### [Raw data]
##############################

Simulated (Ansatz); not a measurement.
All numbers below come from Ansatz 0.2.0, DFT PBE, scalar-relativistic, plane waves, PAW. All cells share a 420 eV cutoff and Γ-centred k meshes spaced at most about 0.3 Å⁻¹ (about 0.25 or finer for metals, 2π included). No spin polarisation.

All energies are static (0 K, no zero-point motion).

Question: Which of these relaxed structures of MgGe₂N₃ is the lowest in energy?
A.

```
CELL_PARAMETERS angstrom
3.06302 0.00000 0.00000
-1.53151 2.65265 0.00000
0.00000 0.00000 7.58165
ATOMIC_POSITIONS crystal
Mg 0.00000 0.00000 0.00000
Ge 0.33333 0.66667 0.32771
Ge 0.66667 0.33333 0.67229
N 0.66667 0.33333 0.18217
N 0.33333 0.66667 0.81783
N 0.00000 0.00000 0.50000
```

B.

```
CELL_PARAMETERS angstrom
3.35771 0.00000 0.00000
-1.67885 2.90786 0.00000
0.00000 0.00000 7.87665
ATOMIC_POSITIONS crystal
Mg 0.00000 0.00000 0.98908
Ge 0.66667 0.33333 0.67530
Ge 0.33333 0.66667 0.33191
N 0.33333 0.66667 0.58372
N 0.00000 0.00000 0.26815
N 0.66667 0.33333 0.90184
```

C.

##############################

### [Brief]
Each line of the listing is to be output verbatim.

### [Written answer]
Simulated (Ansatz); not a measurement.
All numbers below come from Ansatz 0.2.0, DFT PBE, scalar-relativistic, plane waves, PAW. All cells share a 420 eV cutoff and Γ-centred k meshes spaced at most about 0.3 Å⁻¹ (about 0.25 or finer for metals, 2π included). No spin polarisation.

All energies are static (0 K, no zero-point motion).

Question: Which of these relaxed structures of MgGe₂N₃ is the lowest in energy?
A.

```
CELL_PARAMETERS angstrom
3.06302 0.00000 0.00000
-1.53151 2.65265 0.00000
0.00000 0.00000 7.58165
ATOMIC_POSITIONS crystal
Mg 0.00000 0.00000 0.00000
Ge 0.33333 0.66667 0.32771
Ge 0.66667 0.33333 0.67229
N 0.66667 0.33333 0.18217
N 0.33333 0.66667 0.81783
N 0.00000 0.00000 0.50000
```

B.

```
CELL_PARAMETERS angstrom
3.35771 0.00000 0.00000
-1.67885 2.90786 0.00000
0.00000 0.00000 7.87665
ATOMIC_POSITIONS crystal
Mg 0.00000 0.00000 0.98908
Ge 0.66667 0.33333 0.67530
Ge 0.33333 0.66667 0.33191
N 0.33333 0.66667 0.58372
N 0.00000 0.00000 0.26815
N 0.66667 0.33333 0.90184
```

C.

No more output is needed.